## Exercise
The entire listing below is to be reproduced exactly.

## Dataset content
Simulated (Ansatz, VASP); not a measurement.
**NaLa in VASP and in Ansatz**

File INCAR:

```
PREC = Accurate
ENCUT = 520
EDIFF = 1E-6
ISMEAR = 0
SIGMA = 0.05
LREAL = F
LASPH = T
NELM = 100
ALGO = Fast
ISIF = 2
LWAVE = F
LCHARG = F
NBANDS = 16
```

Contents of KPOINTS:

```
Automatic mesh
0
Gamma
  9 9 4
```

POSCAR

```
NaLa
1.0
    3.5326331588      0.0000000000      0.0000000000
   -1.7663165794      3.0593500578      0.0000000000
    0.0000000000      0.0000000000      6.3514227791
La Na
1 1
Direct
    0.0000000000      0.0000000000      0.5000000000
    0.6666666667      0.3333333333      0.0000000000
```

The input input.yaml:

## Task output
Simulated (Ansatz, VASP); not a measurement.
**NaLa in VASP and in Ansatz**

File INCAR:

```
PREC = Accurate
ENCUT = 520
EDIFF = 1E-6
ISMEAR = 0
SIGMA = 0.05
LREAL = F
LASPH = T
NELM = 100
ALGO = Fast
ISIF = 2
LWAVE = F
LCHARG = F
NBANDS = 16
```

Contents of KPOINTS:

```
Automatic mesh
0
Gamma
  9 9 4
```

POSCAR

```
NaLa
1.0
    3.5326331588      0.0000000000      0.0000000000
   -1.7663165794      3.0593500578      0.0000000000
    0.0000000000      0.0000000000      6.3514227791
La Na
1 1
Direct
    0.0000000000      0.0000000000      0.5000000000
    0.6666666667      0.3333333333      0.0000000000
```

The input input.yaml:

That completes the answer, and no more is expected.